TASK ITEM:
Copy exactly, please, the lines of the data from its start through the line containing "Potentials or basis: VASP".

DATA FOR REVIEW:
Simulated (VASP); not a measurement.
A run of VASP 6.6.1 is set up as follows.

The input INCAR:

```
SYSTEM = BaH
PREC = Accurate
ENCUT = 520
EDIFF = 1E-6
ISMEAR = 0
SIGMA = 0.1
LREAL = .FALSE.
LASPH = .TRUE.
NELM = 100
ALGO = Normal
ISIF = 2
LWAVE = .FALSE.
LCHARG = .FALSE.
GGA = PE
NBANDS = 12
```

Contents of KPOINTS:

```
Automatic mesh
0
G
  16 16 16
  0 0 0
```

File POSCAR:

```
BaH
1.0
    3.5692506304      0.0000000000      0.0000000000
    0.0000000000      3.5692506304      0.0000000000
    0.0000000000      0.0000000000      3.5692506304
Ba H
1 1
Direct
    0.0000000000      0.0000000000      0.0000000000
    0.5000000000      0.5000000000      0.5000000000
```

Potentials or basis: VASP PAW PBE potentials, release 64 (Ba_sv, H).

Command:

RESPONSE BOX:
Simulated (VASP); not a measurement.
A run of VASP 6.6.1 is set up as follows.

The input INCAR:

```
SYSTEM = BaH
PREC = Accurate
ENCUT = 520
EDIFF = 1E-6
ISMEAR = 0
SIGMA = 0.1
LREAL = .FALSE.
LASPH = .TRUE.
NELM = 100
ALGO = Normal
ISIF = 2
LWAVE = .FALSE.
LCHARG = .FALSE.
GGA = PE
NBANDS = 12
```

Contents of KPOINTS:

```
Automatic mesh
0
G
  16 16 16
  0 0 0
```

File POSCAR:

```
BaH
1.0
    3.5692506304      0.0000000000      0.0000000000
    0.0000000000      3.5692506304      0.0000000000
    0.0000000000      0.0000000000      3.5692506304
Ba H
1 1
Direct
    0.0000000000      0.0000000000      0.0000000000
    0.5000000000      0.5000000000      0.5000000000
```

Potentials or basis: VASP PAW PBE potentials, release 64 (Ba_sv, H).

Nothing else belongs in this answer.